**Brief:** Exact copies of all the records are to be output.

-------

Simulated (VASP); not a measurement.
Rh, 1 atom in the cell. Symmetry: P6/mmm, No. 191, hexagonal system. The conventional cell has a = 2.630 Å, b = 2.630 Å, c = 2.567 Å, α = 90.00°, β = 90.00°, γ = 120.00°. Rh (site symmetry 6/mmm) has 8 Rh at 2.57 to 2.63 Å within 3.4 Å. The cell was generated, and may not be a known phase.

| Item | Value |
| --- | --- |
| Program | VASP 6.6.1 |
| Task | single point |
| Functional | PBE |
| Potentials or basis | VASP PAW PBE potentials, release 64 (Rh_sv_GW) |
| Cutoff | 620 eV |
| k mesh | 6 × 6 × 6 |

-------

**Worked solution:**
Simulated (VASP); not a measurement.
Rh, 1 atom in the cell. Symmetry: P6/mmm, No. 191, hexagonal system. The conventional cell has a = 2.630 Å, b = 2.630 Å, c = 2.567 Å, α = 90.00°, β = 90.00°, γ = 120.00°. Rh (site symmetry 6/mmm) has 8 Rh at 2.57 to 2.63 Å within 3.4 Å. The cell was generated, and may not be a known phase.

| Item | Value |
| --- | --- |
| Program | VASP 6.6.1 |
| Task | single point |
| Functional | PBE |
| Potentials or basis | VASP PAW PBE potentials, release 64 (Rh_sv_GW) |
| Cutoff | 620 eV |
| k mesh | 6 × 6 × 6 |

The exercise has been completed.